▶ _Task item_: Please reproduce exactly the lines that begin the listing below, up to and including the line where "Program: VASP 6.6.1." occurs.

▶ _Record extracts_:
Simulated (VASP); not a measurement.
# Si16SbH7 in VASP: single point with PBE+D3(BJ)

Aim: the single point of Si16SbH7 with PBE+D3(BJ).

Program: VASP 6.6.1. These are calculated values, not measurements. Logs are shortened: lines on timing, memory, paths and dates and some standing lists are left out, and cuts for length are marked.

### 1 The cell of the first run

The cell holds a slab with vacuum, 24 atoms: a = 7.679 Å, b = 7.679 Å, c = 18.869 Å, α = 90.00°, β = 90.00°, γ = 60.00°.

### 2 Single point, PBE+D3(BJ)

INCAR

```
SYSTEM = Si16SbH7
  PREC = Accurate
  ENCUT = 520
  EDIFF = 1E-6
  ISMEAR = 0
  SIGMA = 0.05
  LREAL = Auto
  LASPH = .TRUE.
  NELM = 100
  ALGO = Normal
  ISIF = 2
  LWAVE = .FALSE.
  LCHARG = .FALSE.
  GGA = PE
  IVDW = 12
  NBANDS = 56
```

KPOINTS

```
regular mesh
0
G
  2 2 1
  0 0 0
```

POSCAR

▶ _Result_:
Simulated (VASP); not a measurement.
# Si16SbH7 in VASP: single point with PBE+D3(BJ)

Aim: the single point of Si16SbH7 with PBE+D3(BJ).

Program: VASP 6.6.1. These are calculated values, not measurements. Logs are shortened: lines on timing, memory, paths and dates and some standing lists are left out, and cuts for length are marked.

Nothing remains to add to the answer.